◆ REQUIRED ACTION
Where the line with "# C K ELNES/XANES" appears below, start writing out lines exactly, and finish with the line with "The absorber has 6 Zr at 2.35 Å (octahedral).", which is included; write out nothing else.

►

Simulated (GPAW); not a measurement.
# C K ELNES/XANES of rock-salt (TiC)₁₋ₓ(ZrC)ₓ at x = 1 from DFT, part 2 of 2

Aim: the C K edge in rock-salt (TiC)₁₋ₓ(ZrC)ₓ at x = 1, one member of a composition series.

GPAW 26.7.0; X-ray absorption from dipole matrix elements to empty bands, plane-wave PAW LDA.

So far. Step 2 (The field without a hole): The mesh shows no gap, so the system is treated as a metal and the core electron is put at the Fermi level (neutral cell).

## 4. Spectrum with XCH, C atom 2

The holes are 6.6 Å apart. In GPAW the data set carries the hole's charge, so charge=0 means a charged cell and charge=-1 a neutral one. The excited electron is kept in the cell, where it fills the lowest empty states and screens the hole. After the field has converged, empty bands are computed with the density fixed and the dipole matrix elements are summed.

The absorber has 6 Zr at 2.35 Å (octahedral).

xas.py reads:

◄

◆ PROBLEM SOLUTION
# C K ELNES/XANES of rock-salt (TiC)₁₋ₓ(ZrC)ₓ at x = 1 from DFT, part 2 of 2

Aim: the C K edge in rock-salt (TiC)₁₋ₓ(ZrC)ₓ at x = 1, one member of a composition series.

GPAW 26.7.0; X-ray absorption from dipole matrix elements to empty bands, plane-wave PAW LDA.

So far. Step 2 (The field without a hole): The mesh shows no gap, so the system is treated as a metal and the core electron is put at the Fermi level (neutral cell).

## 4. Spectrum with XCH, C atom 2

The holes are 6.6 Å apart. In GPAW the data set carries the hole's charge, so charge=0 means a charged cell and charge=-1 a neutral one. The excited electron is kept in the cell, where it fills the lowest empty states and screens the hole. After the field has converged, empty bands are computed with the density fixed and the dipole matrix elements are summed.

The absorber has 6 Zr at 2.35 Å (octahedral).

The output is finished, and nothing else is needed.